┄┄┄┄┄┄

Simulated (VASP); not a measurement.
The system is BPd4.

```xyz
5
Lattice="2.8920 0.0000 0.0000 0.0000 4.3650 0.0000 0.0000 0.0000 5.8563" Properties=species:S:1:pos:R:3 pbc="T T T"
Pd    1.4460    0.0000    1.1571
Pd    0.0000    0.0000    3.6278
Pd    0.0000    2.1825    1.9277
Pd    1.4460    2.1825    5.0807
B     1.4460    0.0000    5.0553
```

┄┄┄┄┄┄

### ASSIGNED TASK
What is needed is an exact copy of every record above.

### YOUR RESPONSE
Simulated (VASP); not a measurement.
The system is BPd4.

```xyz
5
Lattice="2.8920 0.0000 0.0000 0.0000 4.3650 0.0000 0.0000 0.0000 5.8563" Properties=species:S:1:pos:R:3 pbc="T T T"
Pd    1.4460    0.0000    1.1571
Pd    0.0000    0.0000    3.6278
Pd    0.0000    2.1825    1.9277
Pd    1.4460    2.1825    5.0807
B     1.4460    0.0000    5.0553
```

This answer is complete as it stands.